[ASSIGNED TASK] Please restate the data word for word, leaving out no line.

──────────────────────────────

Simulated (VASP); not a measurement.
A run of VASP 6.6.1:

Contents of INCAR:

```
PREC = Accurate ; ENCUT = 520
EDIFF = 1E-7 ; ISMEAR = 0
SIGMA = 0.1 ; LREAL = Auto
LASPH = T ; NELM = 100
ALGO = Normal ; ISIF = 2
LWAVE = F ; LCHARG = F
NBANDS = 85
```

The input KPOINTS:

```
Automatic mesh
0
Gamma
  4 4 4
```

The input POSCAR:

──────────────────────────────

[WRITTEN REPLY]
Simulated (VASP); not a measurement.
A run of VASP 6.6.1:

Contents of INCAR:

```
PREC = Accurate ; ENCUT = 520
EDIFF = 1E-7 ; ISMEAR = 0
SIGMA = 0.1 ; LREAL = Auto
LASPH = T ; NELM = 100
ALGO = Normal ; ISIF = 2
LWAVE = F ; LCHARG = F
NBANDS = 85
```

The input KPOINTS:

```
Automatic mesh
0
Gamma
  4 4 4
```

The input POSCAR:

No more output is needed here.